------ DATASET ENTRIES

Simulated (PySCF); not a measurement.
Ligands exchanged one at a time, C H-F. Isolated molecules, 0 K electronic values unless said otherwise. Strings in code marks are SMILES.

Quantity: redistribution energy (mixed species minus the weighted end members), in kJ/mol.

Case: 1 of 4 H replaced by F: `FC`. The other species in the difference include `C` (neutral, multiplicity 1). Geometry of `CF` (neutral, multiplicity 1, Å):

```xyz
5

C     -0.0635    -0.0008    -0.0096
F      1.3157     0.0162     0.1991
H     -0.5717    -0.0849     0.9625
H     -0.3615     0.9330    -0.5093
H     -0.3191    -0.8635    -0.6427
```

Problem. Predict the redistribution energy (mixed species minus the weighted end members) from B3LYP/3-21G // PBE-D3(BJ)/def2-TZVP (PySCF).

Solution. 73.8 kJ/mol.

------------

• **ACTIVITY**
Going down the listing above, begin printing at the line with "Case: 1 of 4" and finish with the line with "Problem. Predict the", exactly as they appear.

• **WRITTEN REPLY**
Case: 1 of 4 H replaced by F: `FC`. The other species in the difference include `C` (neutral, multiplicity 1). Geometry of `CF` (neutral, multiplicity 1, Å):

```xyz
5

C     -0.0635    -0.0008    -0.0096
F      1.3157     0.0162     0.1991
H     -0.5717    -0.0849     0.9625
H     -0.3615     0.9330    -0.5093
H     -0.3191    -0.8635    -0.6427
```

Problem. Predict the redistribution energy (mixed species minus the weighted end members) from B3LYP/3-21G // PBE-D3(BJ)/def2-TZVP (PySCF).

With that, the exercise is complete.